#### [WORK ORDER]
Could you give back the listing below exactly, every line included?

#### [MATERIAL SUPPLIED]
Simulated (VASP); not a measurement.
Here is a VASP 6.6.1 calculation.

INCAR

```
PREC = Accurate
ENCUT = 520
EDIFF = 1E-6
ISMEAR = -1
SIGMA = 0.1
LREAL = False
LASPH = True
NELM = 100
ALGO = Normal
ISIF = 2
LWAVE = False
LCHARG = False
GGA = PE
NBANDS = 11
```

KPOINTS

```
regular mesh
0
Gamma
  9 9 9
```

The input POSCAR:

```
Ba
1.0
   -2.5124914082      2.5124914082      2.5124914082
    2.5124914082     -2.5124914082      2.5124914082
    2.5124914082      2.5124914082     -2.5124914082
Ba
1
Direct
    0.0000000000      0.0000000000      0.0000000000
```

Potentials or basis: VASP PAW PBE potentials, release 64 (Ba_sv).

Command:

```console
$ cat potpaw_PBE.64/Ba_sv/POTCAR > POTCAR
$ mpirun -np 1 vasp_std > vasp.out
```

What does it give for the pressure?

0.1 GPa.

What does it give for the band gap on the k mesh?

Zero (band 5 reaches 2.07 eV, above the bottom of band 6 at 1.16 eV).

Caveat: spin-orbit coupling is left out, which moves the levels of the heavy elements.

#### [SOLUTION]
Simulated (VASP); not a measurement.
Here is a VASP 6.6.1 calculation.

INCAR

```
PREC = Accurate
ENCUT = 520
EDIFF = 1E-6
ISMEAR = -1
SIGMA = 0.1
LREAL = False
LASPH = True
NELM = 100
ALGO = Normal
ISIF = 2
LWAVE = False
LCHARG = False
GGA = PE
NBANDS = 11
```

KPOINTS

```
regular mesh
0
Gamma
  9 9 9
```

The input POSCAR:

```
Ba
1.0
   -2.5124914082      2.5124914082      2.5124914082
    2.5124914082     -2.5124914082      2.5124914082
    2.5124914082      2.5124914082     -2.5124914082
Ba
1
Direct
    0.0000000000      0.0000000000      0.0000000000
```

Potentials or basis: VASP PAW PBE potentials, release 64 (Ba_sv).

Command:

```console
$ cat potpaw_PBE.64/Ba_sv/POTCAR > POTCAR
$ mpirun -np 1 vasp_std > vasp.out
```

What does it give for the pressure?

0.1 GPa.

What does it give for the band gap on the k mesh?

Zero (band 5 reaches 2.07 eV, above the bottom of band 6 at 1.16 eV).

Caveat: spin-orbit coupling is left out, which moves the levels of the heavy elements.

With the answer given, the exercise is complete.